■ **Data**
***

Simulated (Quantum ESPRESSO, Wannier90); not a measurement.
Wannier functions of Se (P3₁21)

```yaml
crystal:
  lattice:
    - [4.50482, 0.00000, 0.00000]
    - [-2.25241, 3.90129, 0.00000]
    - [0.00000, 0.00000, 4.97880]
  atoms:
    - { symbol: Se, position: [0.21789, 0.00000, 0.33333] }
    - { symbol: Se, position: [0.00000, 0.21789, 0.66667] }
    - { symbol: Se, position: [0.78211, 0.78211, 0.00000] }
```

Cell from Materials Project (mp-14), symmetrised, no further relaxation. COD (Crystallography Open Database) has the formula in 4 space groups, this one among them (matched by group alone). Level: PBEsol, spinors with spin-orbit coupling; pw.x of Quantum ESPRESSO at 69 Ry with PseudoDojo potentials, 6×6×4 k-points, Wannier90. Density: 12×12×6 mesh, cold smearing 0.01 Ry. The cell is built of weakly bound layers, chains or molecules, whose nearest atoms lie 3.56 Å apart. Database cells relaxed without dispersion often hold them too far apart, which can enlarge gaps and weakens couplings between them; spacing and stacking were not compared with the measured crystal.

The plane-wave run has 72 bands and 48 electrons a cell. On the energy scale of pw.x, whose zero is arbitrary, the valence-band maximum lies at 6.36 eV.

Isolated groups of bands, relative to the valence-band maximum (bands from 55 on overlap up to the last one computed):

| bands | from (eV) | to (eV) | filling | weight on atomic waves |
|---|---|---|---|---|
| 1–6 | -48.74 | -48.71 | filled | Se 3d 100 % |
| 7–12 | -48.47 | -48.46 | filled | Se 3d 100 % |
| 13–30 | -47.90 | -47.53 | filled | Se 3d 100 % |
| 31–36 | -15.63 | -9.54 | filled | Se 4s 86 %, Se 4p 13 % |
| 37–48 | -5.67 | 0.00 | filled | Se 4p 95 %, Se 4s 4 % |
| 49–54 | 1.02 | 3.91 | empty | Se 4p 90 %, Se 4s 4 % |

***

■ **Brief**
Within the data above, the lines from the one with "Wannier functions of Se (P3₁21)" to the one with "The plane-wave run" must be repeated exactly; no other line belongs in the answer.

■ **Exercise output**
Wannier functions of Se (P3₁21)

```yaml
crystal:
  lattice:
    - [4.50482, 0.00000, 0.00000]
    - [-2.25241, 3.90129, 0.00000]
    - [0.00000, 0.00000, 4.97880]
  atoms:
    - { symbol: Se, position: [0.21789, 0.00000, 0.33333] }
    - { symbol: Se, position: [0.00000, 0.21789, 0.66667] }
    - { symbol: Se, position: [0.78211, 0.78211, 0.00000] }
```

Cell from Materials Project (mp-14), symmetrised, no further relaxation. COD (Crystallography Open Database) has the formula in 4 space groups, this one among them (matched by group alone). Level: PBEsol, spinors with spin-orbit coupling; pw.x of Quantum ESPRESSO at 69 Ry with PseudoDojo potentials, 6×6×4 k-points, Wannier90. Density: 12×12×6 mesh, cold smearing 0.01 Ry. The cell is built of weakly bound layers, chains or molecules, whose nearest atoms lie 3.56 Å apart. Database cells relaxed without dispersion often hold them too far apart, which can enlarge gaps and weakens couplings between them; spacing and stacking were not compared with the measured crystal.

The plane-wave run has 72 bands and 48 electrons a cell. On the energy scale of pw.x, whose zero is arbitrary, the valence-band maximum lies at 6.36 eV.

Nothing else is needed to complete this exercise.